------------------------------
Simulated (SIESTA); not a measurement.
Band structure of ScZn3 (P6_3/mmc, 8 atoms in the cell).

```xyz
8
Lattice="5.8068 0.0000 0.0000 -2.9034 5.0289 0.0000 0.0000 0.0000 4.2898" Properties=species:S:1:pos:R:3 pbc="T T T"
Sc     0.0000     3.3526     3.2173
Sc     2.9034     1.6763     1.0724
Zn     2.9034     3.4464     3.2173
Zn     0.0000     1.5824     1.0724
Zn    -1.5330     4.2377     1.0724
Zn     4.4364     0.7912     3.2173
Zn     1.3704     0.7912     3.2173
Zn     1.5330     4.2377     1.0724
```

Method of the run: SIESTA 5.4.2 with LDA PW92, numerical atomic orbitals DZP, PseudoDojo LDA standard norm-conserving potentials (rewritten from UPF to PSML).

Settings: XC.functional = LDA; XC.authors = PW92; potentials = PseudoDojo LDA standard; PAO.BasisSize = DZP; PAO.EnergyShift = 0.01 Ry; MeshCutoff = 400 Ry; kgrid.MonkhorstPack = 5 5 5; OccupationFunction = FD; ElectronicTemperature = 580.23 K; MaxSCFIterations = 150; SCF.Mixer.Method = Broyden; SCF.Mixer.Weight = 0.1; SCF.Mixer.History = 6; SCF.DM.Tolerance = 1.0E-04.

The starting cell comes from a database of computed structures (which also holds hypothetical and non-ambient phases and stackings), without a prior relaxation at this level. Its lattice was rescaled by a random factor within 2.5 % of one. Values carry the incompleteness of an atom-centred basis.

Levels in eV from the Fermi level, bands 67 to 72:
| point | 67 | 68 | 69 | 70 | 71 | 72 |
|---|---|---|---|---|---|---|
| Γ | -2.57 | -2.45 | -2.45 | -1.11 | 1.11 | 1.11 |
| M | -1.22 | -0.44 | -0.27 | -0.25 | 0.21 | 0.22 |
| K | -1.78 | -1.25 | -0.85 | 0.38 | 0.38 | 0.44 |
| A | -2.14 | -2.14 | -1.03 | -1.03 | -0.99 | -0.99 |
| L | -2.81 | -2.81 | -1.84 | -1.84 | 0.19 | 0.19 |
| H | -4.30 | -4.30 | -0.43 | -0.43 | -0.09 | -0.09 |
------------------------------

• **ACTIVITY**
Which lines should be output? Exactly those from the first line of the data through the line containing "Method of the", inclusive.

• **EXPECTED ANSWER**
Simulated (SIESTA); not a measurement.
Band structure of ScZn3 (P6_3/mmc, 8 atoms in the cell).

```xyz
8
Lattice="5.8068 0.0000 0.0000 -2.9034 5.0289 0.0000 0.0000 0.0000 4.2898" Properties=species:S:1:pos:R:3 pbc="T T T"
Sc     0.0000     3.3526     3.2173
Sc     2.9034     1.6763     1.0724
Zn     2.9034     3.4464     3.2173
Zn     0.0000     1.5824     1.0724
Zn    -1.5330     4.2377     1.0724
Zn     4.4364     0.7912     3.2173
Zn     1.3704     0.7912     3.2173
Zn     1.5330     4.2377     1.0724
```

Method of the run: SIESTA 5.4.2 with LDA PW92, numerical atomic orbitals DZP, PseudoDojo LDA standard norm-conserving potentials (rewritten from UPF to PSML).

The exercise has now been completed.